- _ACTIVITY_
Reproduce only the top of the records, down to and including the line containing "- Further INCAR".

___

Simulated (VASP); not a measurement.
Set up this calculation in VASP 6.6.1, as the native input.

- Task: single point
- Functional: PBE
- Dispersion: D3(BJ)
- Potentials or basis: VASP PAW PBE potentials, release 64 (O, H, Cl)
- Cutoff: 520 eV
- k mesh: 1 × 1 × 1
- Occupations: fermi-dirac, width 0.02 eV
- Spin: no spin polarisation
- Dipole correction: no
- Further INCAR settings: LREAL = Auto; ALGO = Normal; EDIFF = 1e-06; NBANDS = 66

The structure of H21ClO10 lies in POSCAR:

___

- _EXERCISE SOLUTION_
Simulated (VASP); not a measurement.
Set up this calculation in VASP 6.6.1, as the native input.

- Task: single point
- Functional: PBE
- Dispersion: D3(BJ)
- Potentials or basis: VASP PAW PBE potentials, release 64 (O, H, Cl)
- Cutoff: 520 eV
- k mesh: 1 × 1 × 1
- Occupations: fermi-dirac, width 0.02 eV
- Spin: no spin polarisation
- Dipole correction: no
- Further INCAR settings: LREAL = Auto; ALGO = Normal; EDIFF = 1e-06; NBANDS = 66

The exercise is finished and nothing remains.